§ **ASSIGNMENT**: Print, in exact form, the lines below from the one containing "Here is the" through the one containing "Method: AM05 GGA, VASP's", and omit all others.

====

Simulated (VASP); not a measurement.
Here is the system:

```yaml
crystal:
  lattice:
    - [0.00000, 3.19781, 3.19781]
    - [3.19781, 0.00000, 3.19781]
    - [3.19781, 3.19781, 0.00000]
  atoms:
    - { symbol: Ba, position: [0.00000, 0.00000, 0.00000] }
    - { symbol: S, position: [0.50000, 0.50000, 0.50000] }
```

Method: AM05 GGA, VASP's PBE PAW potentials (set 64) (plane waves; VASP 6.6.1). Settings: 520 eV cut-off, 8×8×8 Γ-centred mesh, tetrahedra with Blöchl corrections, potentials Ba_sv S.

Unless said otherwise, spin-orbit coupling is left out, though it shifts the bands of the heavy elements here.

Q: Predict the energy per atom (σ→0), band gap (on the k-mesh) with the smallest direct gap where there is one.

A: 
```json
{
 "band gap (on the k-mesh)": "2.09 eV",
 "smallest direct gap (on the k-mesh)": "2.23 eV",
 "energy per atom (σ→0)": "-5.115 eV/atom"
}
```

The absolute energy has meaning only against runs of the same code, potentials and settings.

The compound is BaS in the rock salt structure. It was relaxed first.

====

§ **ANSWER SECTION**:
Here is the system:

```yaml
crystal:
  lattice:
    - [0.00000, 3.19781, 3.19781]
    - [3.19781, 0.00000, 3.19781]
    - [3.19781, 3.19781, 0.00000]
  atoms:
    - { symbol: Ba, position: [0.00000, 0.00000, 0.00000] }
    - { symbol: S, position: [0.50000, 0.50000, 0.50000] }
```

Method: AM05 GGA, VASP's PBE PAW potentials (set 64) (plane waves; VASP 6.6.1). Settings: 520 eV cut-off, 8×8×8 Γ-centred mesh, tetrahedra with Blöchl corrections, potentials Ba_sv S.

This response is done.